Top of SUPPLIED INFORMATION

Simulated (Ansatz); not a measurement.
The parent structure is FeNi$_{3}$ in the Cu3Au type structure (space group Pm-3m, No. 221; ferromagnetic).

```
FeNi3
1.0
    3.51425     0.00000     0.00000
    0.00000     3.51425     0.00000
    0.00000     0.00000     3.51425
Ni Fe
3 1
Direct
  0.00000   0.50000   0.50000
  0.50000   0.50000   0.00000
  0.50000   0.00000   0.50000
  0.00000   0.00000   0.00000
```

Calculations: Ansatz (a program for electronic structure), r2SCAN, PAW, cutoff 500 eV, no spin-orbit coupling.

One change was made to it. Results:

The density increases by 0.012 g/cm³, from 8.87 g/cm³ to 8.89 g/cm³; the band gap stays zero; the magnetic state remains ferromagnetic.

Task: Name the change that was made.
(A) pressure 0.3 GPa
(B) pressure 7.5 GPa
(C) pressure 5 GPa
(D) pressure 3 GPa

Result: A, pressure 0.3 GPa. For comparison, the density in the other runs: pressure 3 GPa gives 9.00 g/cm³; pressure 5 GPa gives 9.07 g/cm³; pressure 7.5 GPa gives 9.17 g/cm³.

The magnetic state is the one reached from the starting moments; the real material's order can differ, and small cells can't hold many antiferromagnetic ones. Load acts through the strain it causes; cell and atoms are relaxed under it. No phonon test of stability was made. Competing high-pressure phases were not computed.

Bottom of SUPPLIED INFORMATION

* ASSIGNED TASK *
Output the first line of the entries above and every line after it, exactly as written, ending with the line that contains "(D) pressure 3 GPa".

* SOLUTION *
Simulated (Ansatz); not a measurement.
The parent structure is FeNi$_{3}$ in the Cu3Au type structure (space group Pm-3m, No. 221; ferromagnetic).

```
FeNi3
1.0
    3.51425     0.00000     0.00000
    0.00000     3.51425     0.00000
    0.00000     0.00000     3.51425
Ni Fe
3 1
Direct
  0.00000   0.50000   0.50000
  0.50000   0.50000   0.00000
  0.50000   0.00000   0.50000
  0.00000   0.00000   0.00000
```

Calculations: Ansatz (a program for electronic structure), r2SCAN, PAW, cutoff 500 eV, no spin-orbit coupling.

One change was made to it. Results:

The density increases by 0.012 g/cm³, from 8.87 g/cm³ to 8.89 g/cm³; the band gap stays zero; the magnetic state remains ferromagnetic.

Task: Name the change that was made.
(A) pressure 0.3 GPa
(B) pressure 7.5 GPa
(C) pressure 5 GPa
(D) pressure 3 GPa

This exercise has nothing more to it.